▶
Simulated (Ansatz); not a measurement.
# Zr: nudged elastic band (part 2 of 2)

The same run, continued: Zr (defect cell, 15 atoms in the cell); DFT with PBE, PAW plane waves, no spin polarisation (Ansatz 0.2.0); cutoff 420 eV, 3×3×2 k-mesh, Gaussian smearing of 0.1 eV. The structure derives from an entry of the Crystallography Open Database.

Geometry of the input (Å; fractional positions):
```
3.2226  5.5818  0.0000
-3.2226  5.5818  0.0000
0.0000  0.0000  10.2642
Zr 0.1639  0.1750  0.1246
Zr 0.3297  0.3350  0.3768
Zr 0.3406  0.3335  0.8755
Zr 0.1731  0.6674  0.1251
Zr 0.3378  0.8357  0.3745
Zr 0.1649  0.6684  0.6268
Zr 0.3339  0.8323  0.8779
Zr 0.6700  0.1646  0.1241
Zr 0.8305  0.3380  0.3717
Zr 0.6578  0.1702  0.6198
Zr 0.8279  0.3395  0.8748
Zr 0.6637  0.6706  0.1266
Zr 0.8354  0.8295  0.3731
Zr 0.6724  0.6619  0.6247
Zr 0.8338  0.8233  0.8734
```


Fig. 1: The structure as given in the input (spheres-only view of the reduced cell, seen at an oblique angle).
◀

▶ _Work instruction_: Please restate the material above exactly, line by line.

▶ _Exercise output_:
Simulated (Ansatz); not a measurement.
# Zr: nudged elastic band (part 2 of 2)

The same run, continued: Zr (defect cell, 15 atoms in the cell); DFT with PBE, PAW plane waves, no spin polarisation (Ansatz 0.2.0); cutoff 420 eV, 3×3×2 k-mesh, Gaussian smearing of 0.1 eV. The structure derives from an entry of the Crystallography Open Database.

Geometry of the input (Å; fractional positions):
```
3.2226  5.5818  0.0000
-3.2226  5.5818  0.0000
0.0000  0.0000  10.2642
Zr 0.1639  0.1750  0.1246
Zr 0.3297  0.3350  0.3768
Zr 0.3406  0.3335  0.8755
Zr 0.1731  0.6674  0.1251
Zr 0.3378  0.8357  0.3745
Zr 0.1649  0.6684  0.6268
Zr 0.3339  0.8323  0.8779
Zr 0.6700  0.1646  0.1241
Zr 0.8305  0.3380  0.3717
Zr 0.6578  0.1702  0.6198
Zr 0.8279  0.3395  0.8748
Zr 0.6637  0.6706  0.1266
Zr 0.8354  0.8295  0.3731
Zr 0.6724  0.6619  0.6247
Zr 0.8338  0.8233  0.8734
```


Fig. 1: The structure as given in the input (spheres-only view of the reduced cell, seen at an oblique angle).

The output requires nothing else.